------------------------------------------------
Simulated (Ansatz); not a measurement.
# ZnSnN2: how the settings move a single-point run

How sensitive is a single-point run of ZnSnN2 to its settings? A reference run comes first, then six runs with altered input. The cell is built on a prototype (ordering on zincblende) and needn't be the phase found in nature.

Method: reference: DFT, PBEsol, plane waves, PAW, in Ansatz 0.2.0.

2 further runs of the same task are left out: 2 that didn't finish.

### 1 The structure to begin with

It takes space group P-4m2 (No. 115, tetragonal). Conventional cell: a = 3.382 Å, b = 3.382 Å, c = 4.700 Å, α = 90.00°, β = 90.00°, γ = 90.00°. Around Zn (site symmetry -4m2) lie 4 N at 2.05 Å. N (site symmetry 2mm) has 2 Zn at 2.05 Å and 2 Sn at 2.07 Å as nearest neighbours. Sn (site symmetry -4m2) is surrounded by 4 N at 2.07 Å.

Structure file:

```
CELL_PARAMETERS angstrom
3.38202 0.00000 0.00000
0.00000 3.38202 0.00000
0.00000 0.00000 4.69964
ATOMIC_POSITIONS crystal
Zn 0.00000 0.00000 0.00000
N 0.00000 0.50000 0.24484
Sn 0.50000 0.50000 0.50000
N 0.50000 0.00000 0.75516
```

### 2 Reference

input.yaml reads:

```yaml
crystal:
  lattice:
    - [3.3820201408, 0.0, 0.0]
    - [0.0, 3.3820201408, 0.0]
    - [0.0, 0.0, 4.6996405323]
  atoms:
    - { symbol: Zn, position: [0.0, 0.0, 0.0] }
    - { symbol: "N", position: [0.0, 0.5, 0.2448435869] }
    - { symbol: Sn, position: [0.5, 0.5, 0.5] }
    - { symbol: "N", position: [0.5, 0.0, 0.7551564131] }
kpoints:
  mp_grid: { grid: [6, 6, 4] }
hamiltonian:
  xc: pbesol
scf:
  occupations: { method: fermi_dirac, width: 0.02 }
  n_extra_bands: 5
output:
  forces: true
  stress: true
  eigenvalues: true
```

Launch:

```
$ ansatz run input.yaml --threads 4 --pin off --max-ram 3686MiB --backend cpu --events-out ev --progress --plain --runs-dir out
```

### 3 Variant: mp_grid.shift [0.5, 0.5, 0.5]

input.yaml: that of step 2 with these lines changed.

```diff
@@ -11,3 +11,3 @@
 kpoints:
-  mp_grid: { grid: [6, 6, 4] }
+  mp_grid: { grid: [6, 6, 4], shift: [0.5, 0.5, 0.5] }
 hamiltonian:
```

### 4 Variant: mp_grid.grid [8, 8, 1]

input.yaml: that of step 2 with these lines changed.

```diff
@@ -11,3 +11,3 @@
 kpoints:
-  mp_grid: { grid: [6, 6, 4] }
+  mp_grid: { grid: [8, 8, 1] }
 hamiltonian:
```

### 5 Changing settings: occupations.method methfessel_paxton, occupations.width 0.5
------------------------------------------------

Please copy only these lines, exactly: the first line of the records through the line containing "### 1 The structure to begin with", ends included.

Simulated (Ansatz); not a measurement.
# ZnSnN2: how the settings move a single-point run

How sensitive is a single-point run of ZnSnN2 to its settings? A reference run comes first, then six runs with altered input. The cell is built on a prototype (ordering on zincblende) and needn't be the phase found in nature.

Method: reference: DFT, PBEsol, plane waves, PAW, in Ansatz 0.2.0.

2 further runs of the same task are left out: 2 that didn't finish.

### 1 The structure to begin with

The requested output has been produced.